Set down the material exactly as given, please, from its first line through the line that includes "Q: Estimate time, memory and problem size.".

[[ RECORDED INFORMATION, beginning ]]

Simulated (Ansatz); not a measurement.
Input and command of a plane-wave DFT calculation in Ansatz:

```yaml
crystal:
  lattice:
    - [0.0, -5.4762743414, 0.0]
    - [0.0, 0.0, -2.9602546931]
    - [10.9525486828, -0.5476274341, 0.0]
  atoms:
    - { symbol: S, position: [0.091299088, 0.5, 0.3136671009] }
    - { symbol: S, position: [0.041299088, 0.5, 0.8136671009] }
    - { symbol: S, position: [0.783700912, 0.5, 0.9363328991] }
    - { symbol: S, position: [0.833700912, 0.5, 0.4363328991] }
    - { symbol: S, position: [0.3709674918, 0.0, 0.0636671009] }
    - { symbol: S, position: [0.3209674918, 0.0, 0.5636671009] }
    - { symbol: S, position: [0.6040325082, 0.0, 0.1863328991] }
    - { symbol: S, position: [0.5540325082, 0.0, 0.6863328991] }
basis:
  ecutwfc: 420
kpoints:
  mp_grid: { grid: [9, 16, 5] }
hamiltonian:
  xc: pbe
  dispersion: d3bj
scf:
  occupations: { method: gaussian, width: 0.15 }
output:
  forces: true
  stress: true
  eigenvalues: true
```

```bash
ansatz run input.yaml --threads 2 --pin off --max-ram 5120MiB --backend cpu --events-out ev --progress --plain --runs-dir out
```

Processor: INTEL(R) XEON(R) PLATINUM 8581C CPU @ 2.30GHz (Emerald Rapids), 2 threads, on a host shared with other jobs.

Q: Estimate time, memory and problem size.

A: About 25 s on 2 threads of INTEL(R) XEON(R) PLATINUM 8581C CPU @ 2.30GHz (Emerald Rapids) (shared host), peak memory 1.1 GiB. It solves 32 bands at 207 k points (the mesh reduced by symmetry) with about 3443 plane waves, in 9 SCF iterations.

[[ RECORDED INFORMATION, end ]]

**TASK OUTPUT**
Simulated (Ansatz); not a measurement.
Input and command of a plane-wave DFT calculation in Ansatz:

```yaml
crystal:
  lattice:
    - [0.0, -5.4762743414, 0.0]
    - [0.0, 0.0, -2.9602546931]
    - [10.9525486828, -0.5476274341, 0.0]
  atoms:
    - { symbol: S, position: [0.091299088, 0.5, 0.3136671009] }
    - { symbol: S, position: [0.041299088, 0.5, 0.8136671009] }
    - { symbol: S, position: [0.783700912, 0.5, 0.9363328991] }
    - { symbol: S, position: [0.833700912, 0.5, 0.4363328991] }
    - { symbol: S, position: [0.3709674918, 0.0, 0.0636671009] }
    - { symbol: S, position: [0.3209674918, 0.0, 0.5636671009] }
    - { symbol: S, position: [0.6040325082, 0.0, 0.1863328991] }
    - { symbol: S, position: [0.5540325082, 0.0, 0.6863328991] }
basis:
  ecutwfc: 420
kpoints:
  mp_grid: { grid: [9, 16, 5] }
hamiltonian:
  xc: pbe
  dispersion: d3bj
scf:
  occupations: { method: gaussian, width: 0.15 }
output:
  forces: true
  stress: true
  eigenvalues: true
```

```bash
ansatz run input.yaml --threads 2 --pin off --max-ram 5120MiB --backend cpu --events-out ev --progress --plain --runs-dir out
```

Processor: INTEL(R) XEON(R) PLATINUM 8581C CPU @ 2.30GHz (Emerald Rapids), 2 threads, on a host shared with other jobs.

Q: Estimate time, memory and problem size.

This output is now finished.